*Exercise*.
Retype all of the entries precisely.

*Data excerpts*.
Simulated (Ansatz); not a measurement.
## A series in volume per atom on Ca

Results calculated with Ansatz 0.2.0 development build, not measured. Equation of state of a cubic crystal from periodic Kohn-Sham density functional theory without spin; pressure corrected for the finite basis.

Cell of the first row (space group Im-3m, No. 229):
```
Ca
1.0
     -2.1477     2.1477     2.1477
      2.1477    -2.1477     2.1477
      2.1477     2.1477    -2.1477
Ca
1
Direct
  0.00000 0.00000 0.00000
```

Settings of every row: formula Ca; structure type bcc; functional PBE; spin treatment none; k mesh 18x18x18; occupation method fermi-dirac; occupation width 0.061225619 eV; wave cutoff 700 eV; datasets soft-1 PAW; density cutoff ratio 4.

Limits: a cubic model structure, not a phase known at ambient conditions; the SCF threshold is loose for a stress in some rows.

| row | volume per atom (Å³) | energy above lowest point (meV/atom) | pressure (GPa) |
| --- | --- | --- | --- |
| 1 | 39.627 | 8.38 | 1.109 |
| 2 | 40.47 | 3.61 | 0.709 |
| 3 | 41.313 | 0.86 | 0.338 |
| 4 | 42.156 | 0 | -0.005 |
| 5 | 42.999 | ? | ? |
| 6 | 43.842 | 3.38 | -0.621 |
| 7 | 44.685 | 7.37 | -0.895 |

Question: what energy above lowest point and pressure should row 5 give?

*Expected answer*.
Simulated (Ansatz); not a measurement.
## A series in volume per atom on Ca

Results calculated with Ansatz 0.2.0 development build, not measured. Equation of state of a cubic crystal from periodic Kohn-Sham density functional theory without spin; pressure corrected for the finite basis.

Cell of the first row (space group Im-3m, No. 229):
```
Ca
1.0
     -2.1477     2.1477     2.1477
      2.1477    -2.1477     2.1477
      2.1477     2.1477    -2.1477
Ca
1
Direct
  0.00000 0.00000 0.00000
```

Settings of every row: formula Ca; structure type bcc; functional PBE; spin treatment none; k mesh 18x18x18; occupation method fermi-dirac; occupation width 0.061225619 eV; wave cutoff 700 eV; datasets soft-1 PAW; density cutoff ratio 4.

Limits: a cubic model structure, not a phase known at ambient conditions; the SCF threshold is loose for a stress in some rows.

| row | volume per atom (Å³) | energy above lowest point (meV/atom) | pressure (GPa) |
| --- | --- | --- | --- |
| 1 | 39.627 | 8.38 | 1.109 |
| 2 | 40.47 | 3.61 | 0.709 |
| 3 | 41.313 | 0.86 | 0.338 |
| 4 | 42.156 | 0 | -0.005 |
| 5 | 42.999 | ? | ? |
| 6 | 43.842 | 3.38 | -0.621 |
| 7 | 44.685 | 7.37 | -0.895 |

Question: what energy above lowest point and pressure should row 5 give?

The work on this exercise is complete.